Requirement: Every line of the material must be set down again without alteration.

::: Data section :::

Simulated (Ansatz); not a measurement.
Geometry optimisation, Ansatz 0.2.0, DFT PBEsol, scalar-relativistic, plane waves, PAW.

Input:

:::

Task response:
Simulated (Ansatz); not a measurement.
Geometry optimisation, Ansatz 0.2.0, DFT PBEsol, scalar-relativistic, plane waves, PAW.

Input:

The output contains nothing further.